### Brief
Go to the line in the entries below that holds "System: C3H4ClF; SMILES Cl/C=C(/F)C" and repeat exactly from there through the line that holds "Q: Estimate the", inclusive.

### Data to examine
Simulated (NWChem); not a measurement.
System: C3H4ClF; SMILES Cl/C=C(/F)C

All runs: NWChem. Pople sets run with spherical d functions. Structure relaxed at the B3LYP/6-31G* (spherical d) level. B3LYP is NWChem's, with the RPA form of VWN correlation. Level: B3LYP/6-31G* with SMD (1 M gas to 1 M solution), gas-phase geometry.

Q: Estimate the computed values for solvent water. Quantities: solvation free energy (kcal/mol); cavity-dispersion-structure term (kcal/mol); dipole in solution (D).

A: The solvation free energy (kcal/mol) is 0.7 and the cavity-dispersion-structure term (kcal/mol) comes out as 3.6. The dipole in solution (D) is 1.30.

### Result
System: C3H4ClF; SMILES Cl/C=C(/F)C

All runs: NWChem. Pople sets run with spherical d functions. Structure relaxed at the B3LYP/6-31G* (spherical d) level. B3LYP is NWChem's, with the RPA form of VWN correlation. Level: B3LYP/6-31G* with SMD (1 M gas to 1 M solution), gas-phase geometry.

Q: Estimate the computed values for solvent water. Quantities: solvation free energy (kcal/mol); cavity-dispersion-structure term (kcal/mol); dipole in solution (D).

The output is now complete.